> _WORK ITEM_: Could you write out the opening lines of the data, word for word, stopping after the line that contains "Which electronic solver shows in the log?"?

> _SOURCE INFORMATION_:
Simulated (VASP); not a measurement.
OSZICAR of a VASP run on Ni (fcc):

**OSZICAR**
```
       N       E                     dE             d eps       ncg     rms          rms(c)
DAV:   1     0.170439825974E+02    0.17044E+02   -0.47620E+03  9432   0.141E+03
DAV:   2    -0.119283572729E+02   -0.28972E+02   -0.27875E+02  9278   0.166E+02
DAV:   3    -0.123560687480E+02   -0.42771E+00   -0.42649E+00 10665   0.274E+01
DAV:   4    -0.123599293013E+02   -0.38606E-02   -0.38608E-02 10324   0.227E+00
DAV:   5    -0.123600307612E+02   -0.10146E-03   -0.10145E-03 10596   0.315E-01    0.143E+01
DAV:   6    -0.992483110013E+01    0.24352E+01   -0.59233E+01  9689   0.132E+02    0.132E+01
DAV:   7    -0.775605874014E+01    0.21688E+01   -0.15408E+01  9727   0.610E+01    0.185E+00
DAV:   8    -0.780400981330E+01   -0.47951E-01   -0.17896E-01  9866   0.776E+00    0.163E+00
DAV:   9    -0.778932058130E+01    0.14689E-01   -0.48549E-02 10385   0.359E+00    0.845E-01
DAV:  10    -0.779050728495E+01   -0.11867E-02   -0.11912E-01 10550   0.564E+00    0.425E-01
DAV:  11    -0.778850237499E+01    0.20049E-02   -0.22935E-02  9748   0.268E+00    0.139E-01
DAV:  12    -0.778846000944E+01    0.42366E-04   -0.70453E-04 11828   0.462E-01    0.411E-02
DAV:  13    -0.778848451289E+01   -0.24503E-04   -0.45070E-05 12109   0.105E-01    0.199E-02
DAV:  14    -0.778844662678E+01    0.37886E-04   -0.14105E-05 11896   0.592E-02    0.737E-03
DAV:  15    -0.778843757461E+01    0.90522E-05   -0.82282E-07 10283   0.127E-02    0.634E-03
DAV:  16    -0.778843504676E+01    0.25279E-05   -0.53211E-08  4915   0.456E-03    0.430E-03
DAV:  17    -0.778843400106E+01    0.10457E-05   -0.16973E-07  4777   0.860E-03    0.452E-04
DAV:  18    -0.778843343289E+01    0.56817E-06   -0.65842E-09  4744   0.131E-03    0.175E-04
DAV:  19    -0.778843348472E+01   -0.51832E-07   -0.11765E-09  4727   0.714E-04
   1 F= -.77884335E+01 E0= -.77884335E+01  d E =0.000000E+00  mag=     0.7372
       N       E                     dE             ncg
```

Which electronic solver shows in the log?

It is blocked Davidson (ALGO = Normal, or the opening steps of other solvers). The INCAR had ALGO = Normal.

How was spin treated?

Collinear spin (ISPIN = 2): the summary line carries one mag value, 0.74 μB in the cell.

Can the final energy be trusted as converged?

> _ANSWER AREA_:
Simulated (VASP); not a measurement.
OSZICAR of a VASP run on Ni (fcc):

**OSZICAR**
```
       N       E                     dE             d eps       ncg     rms          rms(c)
DAV:   1     0.170439825974E+02    0.17044E+02   -0.47620E+03  9432   0.141E+03
DAV:   2    -0.119283572729E+02   -0.28972E+02   -0.27875E+02  9278   0.166E+02
DAV:   3    -0.123560687480E+02   -0.42771E+00   -0.42649E+00 10665   0.274E+01
DAV:   4    -0.123599293013E+02   -0.38606E-02   -0.38608E-02 10324   0.227E+00
DAV:   5    -0.123600307612E+02   -0.10146E-03   -0.10145E-03 10596   0.315E-01    0.143E+01
DAV:   6    -0.992483110013E+01    0.24352E+01   -0.59233E+01  9689   0.132E+02    0.132E+01
DAV:   7    -0.775605874014E+01    0.21688E+01   -0.15408E+01  9727   0.610E+01    0.185E+00
DAV:   8    -0.780400981330E+01   -0.47951E-01   -0.17896E-01  9866   0.776E+00    0.163E+00
DAV:   9    -0.778932058130E+01    0.14689E-01   -0.48549E-02 10385   0.359E+00    0.845E-01
DAV:  10    -0.779050728495E+01   -0.11867E-02   -0.11912E-01 10550   0.564E+00    0.425E-01
DAV:  11    -0.778850237499E+01    0.20049E-02   -0.22935E-02  9748   0.268E+00    0.139E-01
DAV:  12    -0.778846000944E+01    0.42366E-04   -0.70453E-04 11828   0.462E-01    0.411E-02
DAV:  13    -0.778848451289E+01   -0.24503E-04   -0.45070E-05 12109   0.105E-01    0.199E-02
DAV:  14    -0.778844662678E+01    0.37886E-04   -0.14105E-05 11896   0.592E-02    0.737E-03
DAV:  15    -0.778843757461E+01    0.90522E-05   -0.82282E-07 10283   0.127E-02    0.634E-03
DAV:  16    -0.778843504676E+01    0.25279E-05   -0.53211E-08  4915   0.456E-03    0.430E-03
DAV:  17    -0.778843400106E+01    0.10457E-05   -0.16973E-07  4777   0.860E-03    0.452E-04
DAV:  18    -0.778843343289E+01    0.56817E-06   -0.65842E-09  4744   0.131E-03    0.175E-04
DAV:  19    -0.778843348472E+01   -0.51832E-07   -0.11765E-09  4727   0.714E-04
   1 F= -.77884335E+01 E0= -.77884335E+01  d E =0.000000E+00  mag=     0.7372
       N       E                     dE             ncg
```

Which electronic solver shows in the log?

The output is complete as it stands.